> [Information shown]
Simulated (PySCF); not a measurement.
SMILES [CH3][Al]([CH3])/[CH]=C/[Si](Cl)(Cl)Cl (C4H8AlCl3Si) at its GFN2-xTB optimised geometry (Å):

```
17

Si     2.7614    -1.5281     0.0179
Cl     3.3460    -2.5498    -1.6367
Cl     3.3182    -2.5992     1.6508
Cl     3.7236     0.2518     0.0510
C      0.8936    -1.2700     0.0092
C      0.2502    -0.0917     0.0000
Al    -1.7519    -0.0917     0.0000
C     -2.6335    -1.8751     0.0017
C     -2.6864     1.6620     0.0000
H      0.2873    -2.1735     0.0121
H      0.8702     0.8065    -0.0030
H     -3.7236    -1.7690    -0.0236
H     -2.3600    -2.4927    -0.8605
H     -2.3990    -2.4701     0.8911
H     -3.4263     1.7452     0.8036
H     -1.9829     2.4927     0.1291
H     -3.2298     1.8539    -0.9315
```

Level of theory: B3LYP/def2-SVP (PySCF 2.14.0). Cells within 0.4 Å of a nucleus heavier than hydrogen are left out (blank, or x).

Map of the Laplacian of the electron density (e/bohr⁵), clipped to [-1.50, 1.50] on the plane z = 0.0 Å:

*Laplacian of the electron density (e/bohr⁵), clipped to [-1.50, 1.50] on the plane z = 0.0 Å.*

> [Activity]
Give back exactly what runs from the first line of the listing above to the line that contains "Map of the Laplacian", keeping both end lines.

> [Your solution]
Simulated (PySCF); not a measurement.
SMILES [CH3][Al]([CH3])/[CH]=C/[Si](Cl)(Cl)Cl (C4H8AlCl3Si) at its GFN2-xTB optimised geometry (Å):

```
17

Si     2.7614    -1.5281     0.0179
Cl     3.3460    -2.5498    -1.6367
Cl     3.3182    -2.5992     1.6508
Cl     3.7236     0.2518     0.0510
C      0.8936    -1.2700     0.0092
C      0.2502    -0.0917     0.0000
Al    -1.7519    -0.0917     0.0000
C     -2.6335    -1.8751     0.0017
C     -2.6864     1.6620     0.0000
H      0.2873    -2.1735     0.0121
H      0.8702     0.8065    -0.0030
H     -3.7236    -1.7690    -0.0236
H     -2.3600    -2.4927    -0.8605
H     -2.3990    -2.4701     0.8911
H     -3.4263     1.7452     0.8036
H     -1.9829     2.4927     0.1291
H     -3.2298     1.8539    -0.9315
```

Level of theory: B3LYP/def2-SVP (PySCF 2.14.0). Cells within 0.4 Å of a nucleus heavier than hydrogen are left out (blank, or x).

Map of the Laplacian of the electron density (e/bohr⁵), clipped to [-1.50, 1.50] on the plane z = 0.0 Å:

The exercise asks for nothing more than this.